Work item> Using the records below, quote only the span that opens with the line containing "Task: Give the" and closes with the line containing "Task: From these", exactly and inclusively.

Extracted data>
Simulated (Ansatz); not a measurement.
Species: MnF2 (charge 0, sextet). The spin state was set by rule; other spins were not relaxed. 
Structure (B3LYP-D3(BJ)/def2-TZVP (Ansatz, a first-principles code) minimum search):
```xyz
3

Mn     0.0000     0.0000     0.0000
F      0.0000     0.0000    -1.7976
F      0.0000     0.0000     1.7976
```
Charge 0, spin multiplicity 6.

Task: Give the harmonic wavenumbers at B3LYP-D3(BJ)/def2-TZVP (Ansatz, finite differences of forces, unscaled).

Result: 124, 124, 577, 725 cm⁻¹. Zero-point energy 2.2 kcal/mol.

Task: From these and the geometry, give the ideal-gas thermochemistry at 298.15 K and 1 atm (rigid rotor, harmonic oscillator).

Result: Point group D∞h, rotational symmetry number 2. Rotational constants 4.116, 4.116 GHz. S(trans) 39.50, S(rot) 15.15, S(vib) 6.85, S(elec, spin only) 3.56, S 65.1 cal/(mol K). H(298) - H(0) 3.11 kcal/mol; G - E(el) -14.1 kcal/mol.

Answer area>
Task: Give the harmonic wavenumbers at B3LYP-D3(BJ)/def2-TZVP (Ansatz, finite differences of forces, unscaled).

Result: 124, 124, 577, 725 cm⁻¹. Zero-point energy 2.2 kcal/mol.

Task: From these and the geometry, give the ideal-gas thermochemistry at 298.15 K and 1 atm (rigid rotor, harmonic oscillator).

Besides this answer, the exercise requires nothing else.